**WORK ITEM:** Word for word, transcribe the data below.

**DATASET ENTRIES:**
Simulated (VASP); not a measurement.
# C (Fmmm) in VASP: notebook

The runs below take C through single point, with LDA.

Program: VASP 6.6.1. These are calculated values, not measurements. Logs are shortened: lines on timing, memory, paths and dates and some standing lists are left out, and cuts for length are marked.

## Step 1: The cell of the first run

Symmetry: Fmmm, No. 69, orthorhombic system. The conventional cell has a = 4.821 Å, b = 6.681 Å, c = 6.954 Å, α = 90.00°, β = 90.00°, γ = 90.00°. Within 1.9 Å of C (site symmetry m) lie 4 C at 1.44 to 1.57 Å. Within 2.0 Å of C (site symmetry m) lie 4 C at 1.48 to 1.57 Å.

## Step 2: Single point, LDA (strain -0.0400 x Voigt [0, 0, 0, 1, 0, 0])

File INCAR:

**TASK RESPONSE:**
Simulated (VASP); not a measurement.
# C (Fmmm) in VASP: notebook

The runs below take C through single point, with LDA.

Program: VASP 6.6.1. These are calculated values, not measurements. Logs are shortened: lines on timing, memory, paths and dates and some standing lists are left out, and cuts for length are marked.

## Step 1: The cell of the first run

Symmetry: Fmmm, No. 69, orthorhombic system. The conventional cell has a = 4.821 Å, b = 6.681 Å, c = 6.954 Å, α = 90.00°, β = 90.00°, γ = 90.00°. Within 1.9 Å of C (site symmetry m) lie 4 C at 1.44 to 1.57 Å. Within 2.0 Å of C (site symmetry m) lie 4 C at 1.48 to 1.57 Å.

## Step 2: Single point, LDA (strain -0.0400 x Voigt [0, 0, 0, 1, 0, 0])

File INCAR:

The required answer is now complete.